────────────────────

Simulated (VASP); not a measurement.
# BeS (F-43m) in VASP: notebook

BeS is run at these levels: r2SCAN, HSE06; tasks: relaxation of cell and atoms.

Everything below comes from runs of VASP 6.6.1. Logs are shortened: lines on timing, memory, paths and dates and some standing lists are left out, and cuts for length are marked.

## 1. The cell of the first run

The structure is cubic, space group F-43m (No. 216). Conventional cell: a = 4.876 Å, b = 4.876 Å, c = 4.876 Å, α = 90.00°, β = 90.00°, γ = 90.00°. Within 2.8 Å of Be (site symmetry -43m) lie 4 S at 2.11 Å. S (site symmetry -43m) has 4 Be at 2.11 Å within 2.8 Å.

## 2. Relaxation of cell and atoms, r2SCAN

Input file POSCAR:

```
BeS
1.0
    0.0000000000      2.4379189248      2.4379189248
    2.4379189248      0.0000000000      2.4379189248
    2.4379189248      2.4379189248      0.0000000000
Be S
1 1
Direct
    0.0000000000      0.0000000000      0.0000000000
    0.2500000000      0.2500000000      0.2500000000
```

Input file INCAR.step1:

────────────────────

> **Brief**
Only the lines from the start of the data to the line holding "BeS is run at" are wanted; return them exactly, both ends included.

> **Response area**
Simulated (VASP); not a measurement.
# BeS (F-43m) in VASP: notebook

BeS is run at these levels: r2SCAN, HSE06; tasks: relaxation of cell and atoms.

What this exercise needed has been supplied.